▶ **Excerpted data**:
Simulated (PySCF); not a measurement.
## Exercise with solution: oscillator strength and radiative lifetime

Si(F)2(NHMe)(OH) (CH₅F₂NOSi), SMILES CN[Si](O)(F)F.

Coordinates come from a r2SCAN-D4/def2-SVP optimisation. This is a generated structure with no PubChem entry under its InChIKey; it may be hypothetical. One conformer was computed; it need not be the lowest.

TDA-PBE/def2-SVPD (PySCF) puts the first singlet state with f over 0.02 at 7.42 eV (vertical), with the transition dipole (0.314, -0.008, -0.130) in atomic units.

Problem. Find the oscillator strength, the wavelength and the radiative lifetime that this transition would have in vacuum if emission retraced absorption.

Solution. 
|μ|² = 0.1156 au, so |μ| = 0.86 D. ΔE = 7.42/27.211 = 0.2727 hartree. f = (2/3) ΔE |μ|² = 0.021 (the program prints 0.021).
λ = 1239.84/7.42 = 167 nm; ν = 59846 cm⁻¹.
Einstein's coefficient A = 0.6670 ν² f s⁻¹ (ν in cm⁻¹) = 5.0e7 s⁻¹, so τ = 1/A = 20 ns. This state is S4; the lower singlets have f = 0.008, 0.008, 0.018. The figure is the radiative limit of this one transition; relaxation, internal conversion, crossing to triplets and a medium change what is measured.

▶ **Work instruction**:
Restate the material word for word, but only from its first line through the line containing "λ = 1239.84/7.42 = 167 nm; ν = 59846 cm⁻¹.".

▶ **Answer space**:
Simulated (PySCF); not a measurement.
## Exercise with solution: oscillator strength and radiative lifetime

Si(F)2(NHMe)(OH) (CH₅F₂NOSi), SMILES CN[Si](O)(F)F.

Coordinates come from a r2SCAN-D4/def2-SVP optimisation. This is a generated structure with no PubChem entry under its InChIKey; it may be hypothetical. One conformer was computed; it need not be the lowest.

TDA-PBE/def2-SVPD (PySCF) puts the first singlet state with f over 0.02 at 7.42 eV (vertical), with the transition dipole (0.314, -0.008, -0.130) in atomic units.

Problem. Find the oscillator strength, the wavelength and the radiative lifetime that this transition would have in vacuum if emission retraced absorption.

Solution. 
|μ|² = 0.1156 au, so |μ| = 0.86 D. ΔE = 7.42/27.211 = 0.2727 hartree. f = (2/3) ΔE |μ|² = 0.021 (the program prints 0.021).
λ = 1239.84/7.42 = 167 nm; ν = 59846 cm⁻¹.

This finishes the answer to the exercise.